[Start of section]

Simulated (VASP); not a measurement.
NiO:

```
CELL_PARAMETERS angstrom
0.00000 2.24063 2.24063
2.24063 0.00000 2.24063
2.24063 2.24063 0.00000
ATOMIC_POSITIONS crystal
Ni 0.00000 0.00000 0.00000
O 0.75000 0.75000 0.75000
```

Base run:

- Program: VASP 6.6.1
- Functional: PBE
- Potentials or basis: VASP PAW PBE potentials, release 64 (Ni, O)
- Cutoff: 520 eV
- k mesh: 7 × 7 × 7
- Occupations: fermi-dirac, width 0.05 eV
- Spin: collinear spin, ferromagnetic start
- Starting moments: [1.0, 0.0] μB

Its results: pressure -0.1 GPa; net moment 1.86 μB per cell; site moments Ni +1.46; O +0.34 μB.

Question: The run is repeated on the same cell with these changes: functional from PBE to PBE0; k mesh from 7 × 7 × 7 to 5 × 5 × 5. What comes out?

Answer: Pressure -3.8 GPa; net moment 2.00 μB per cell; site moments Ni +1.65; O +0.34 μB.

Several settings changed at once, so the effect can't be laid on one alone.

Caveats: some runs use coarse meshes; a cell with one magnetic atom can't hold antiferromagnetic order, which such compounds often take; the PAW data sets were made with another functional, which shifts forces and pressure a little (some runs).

[End of section]

→ Required action
Everything in the listing above should be duplicated exactly.

→ Problem solution
Simulated (VASP); not a measurement.
NiO:

```
CELL_PARAMETERS angstrom
0.00000 2.24063 2.24063
2.24063 0.00000 2.24063
2.24063 2.24063 0.00000
ATOMIC_POSITIONS crystal
Ni 0.00000 0.00000 0.00000
O 0.75000 0.75000 0.75000
```

Base run:

- Program: VASP 6.6.1
- Functional: PBE
- Potentials or basis: VASP PAW PBE potentials, release 64 (Ni, O)
- Cutoff: 520 eV
- k mesh: 7 × 7 × 7
- Occupations: fermi-dirac, width 0.05 eV
- Spin: collinear spin, ferromagnetic start
- Starting moments: [1.0, 0.0] μB

Its results: pressure -0.1 GPa; net moment 1.86 μB per cell; site moments Ni +1.46; O +0.34 μB.

Question: The run is repeated on the same cell with these changes: functional from PBE to PBE0; k mesh from 7 × 7 × 7 to 5 × 5 × 5. What comes out?

Answer: Pressure -3.8 GPa; net moment 2.00 μB per cell; site moments Ni +1.65; O +0.34 μB.

Several settings changed at once, so the effect can't be laid on one alone.

Caveats: some runs use coarse meshes; a cell with one magnetic atom can't hold antiferromagnetic order, which such compounds often take; the PAW data sets were made with another functional, which shifts forces and pressure a little (some runs).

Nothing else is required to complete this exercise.